┌──

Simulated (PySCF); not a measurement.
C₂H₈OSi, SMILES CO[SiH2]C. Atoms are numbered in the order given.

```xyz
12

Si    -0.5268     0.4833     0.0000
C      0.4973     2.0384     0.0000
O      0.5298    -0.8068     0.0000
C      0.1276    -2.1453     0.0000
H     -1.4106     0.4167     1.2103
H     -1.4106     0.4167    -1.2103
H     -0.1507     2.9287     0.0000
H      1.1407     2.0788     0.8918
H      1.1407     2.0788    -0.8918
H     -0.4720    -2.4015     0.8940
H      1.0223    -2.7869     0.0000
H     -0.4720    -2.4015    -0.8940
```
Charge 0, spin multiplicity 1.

└──

§ REQUIRED ACTION:
Would you output the full listing exactly as given?

§ EXERCISE SOLUTION:
Simulated (PySCF); not a measurement.
C₂H₈OSi, SMILES CO[SiH2]C. Atoms are numbered in the order given.

```xyz
12

Si    -0.5268     0.4833     0.0000
C      0.4973     2.0384     0.0000
O      0.5298    -0.8068     0.0000
C      0.1276    -2.1453     0.0000
H     -1.4106     0.4167     1.2103
H     -1.4106     0.4167    -1.2103
H     -0.1507     2.9287     0.0000
H      1.1407     2.0788     0.8918
H      1.1407     2.0788    -0.8918
H     -0.4720    -2.4015     0.8940
H      1.0223    -2.7869     0.0000
H     -0.4720    -2.4015    -0.8940
```
Charge 0, spin multiplicity 1.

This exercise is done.